####################

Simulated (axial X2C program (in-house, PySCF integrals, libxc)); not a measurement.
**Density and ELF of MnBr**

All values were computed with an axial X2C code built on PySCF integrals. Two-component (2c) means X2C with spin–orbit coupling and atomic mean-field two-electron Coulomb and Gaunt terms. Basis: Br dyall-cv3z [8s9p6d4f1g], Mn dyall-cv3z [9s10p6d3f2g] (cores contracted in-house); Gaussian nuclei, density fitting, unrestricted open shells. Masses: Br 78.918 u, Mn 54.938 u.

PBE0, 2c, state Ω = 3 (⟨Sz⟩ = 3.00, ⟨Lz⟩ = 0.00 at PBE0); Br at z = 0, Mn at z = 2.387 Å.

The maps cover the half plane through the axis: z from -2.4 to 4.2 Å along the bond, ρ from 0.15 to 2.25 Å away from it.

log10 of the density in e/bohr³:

####################

### Exercise
Exactly repeat the lines above, from the opening line through the one with "ELF of MnBr**", and include nothing else.

### Task solution
Simulated (axial X2C program (in-house, PySCF integrals, libxc)); not a measurement.
**Density and ELF of MnBr**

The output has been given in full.